• Exercise: Please repeat exactly the lines below from the one containing "- Occupations: fermi-dirac, width 0.05 eV" down to the one containing "Its results: band", both included, and nothing else.

......
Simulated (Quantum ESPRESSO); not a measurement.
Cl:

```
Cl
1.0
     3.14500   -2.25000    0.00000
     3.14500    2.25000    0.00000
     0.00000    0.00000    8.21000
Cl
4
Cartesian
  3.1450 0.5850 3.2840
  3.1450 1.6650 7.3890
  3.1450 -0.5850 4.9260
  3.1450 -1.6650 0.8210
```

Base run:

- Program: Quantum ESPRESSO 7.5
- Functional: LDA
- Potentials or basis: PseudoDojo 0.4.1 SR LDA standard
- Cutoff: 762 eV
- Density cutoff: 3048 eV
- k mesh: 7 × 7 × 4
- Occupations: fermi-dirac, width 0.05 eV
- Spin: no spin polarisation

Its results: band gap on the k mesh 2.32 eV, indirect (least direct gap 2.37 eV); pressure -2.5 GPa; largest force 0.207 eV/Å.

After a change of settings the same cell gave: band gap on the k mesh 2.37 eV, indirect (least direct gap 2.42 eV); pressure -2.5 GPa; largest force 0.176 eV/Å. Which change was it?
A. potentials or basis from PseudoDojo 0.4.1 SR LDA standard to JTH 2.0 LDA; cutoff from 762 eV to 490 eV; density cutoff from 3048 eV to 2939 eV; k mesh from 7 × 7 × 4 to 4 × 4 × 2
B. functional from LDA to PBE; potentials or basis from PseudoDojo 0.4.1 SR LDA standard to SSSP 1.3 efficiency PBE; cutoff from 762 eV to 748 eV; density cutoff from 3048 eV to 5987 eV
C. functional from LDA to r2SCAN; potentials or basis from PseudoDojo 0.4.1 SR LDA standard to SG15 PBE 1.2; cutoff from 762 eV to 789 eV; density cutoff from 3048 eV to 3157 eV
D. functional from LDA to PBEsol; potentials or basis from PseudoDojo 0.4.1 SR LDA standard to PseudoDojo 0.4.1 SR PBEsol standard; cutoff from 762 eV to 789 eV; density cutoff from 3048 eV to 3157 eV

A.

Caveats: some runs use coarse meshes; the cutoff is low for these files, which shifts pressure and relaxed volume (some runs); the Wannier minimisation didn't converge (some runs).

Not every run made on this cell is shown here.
......

• Worked solution:
- Occupations: fermi-dirac, width 0.05 eV
- Spin: no spin polarisation

Its results: band gap on the k mesh 2.32 eV, indirect (least direct gap 2.37 eV); pressure -2.5 GPa; largest force 0.207 eV/Å.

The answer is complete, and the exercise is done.